ACTION ITEM:
Find the line with "## (1) The geometry" in the records below. Copy it and every line after it, up to and including the line with "spin multiplicity 1.".

=== ENTRIES SHOWN ===

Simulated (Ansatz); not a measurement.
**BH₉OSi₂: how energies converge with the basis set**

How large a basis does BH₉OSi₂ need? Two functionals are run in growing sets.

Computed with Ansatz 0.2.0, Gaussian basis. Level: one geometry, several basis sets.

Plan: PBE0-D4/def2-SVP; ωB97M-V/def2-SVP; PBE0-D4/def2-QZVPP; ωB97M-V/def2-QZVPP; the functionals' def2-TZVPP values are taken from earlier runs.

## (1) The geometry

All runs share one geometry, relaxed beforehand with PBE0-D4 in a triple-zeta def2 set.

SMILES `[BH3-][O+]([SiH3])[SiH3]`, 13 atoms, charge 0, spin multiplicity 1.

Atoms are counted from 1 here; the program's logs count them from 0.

===

EXERCISE ANSWER:
## (1) The geometry

All runs share one geometry, relaxed beforehand with PBE0-D4 in a triple-zeta def2 set.

SMILES `[BH3-][O+]([SiH3])[SiH3]`, 13 atoms, charge 0, spin multiplicity 1.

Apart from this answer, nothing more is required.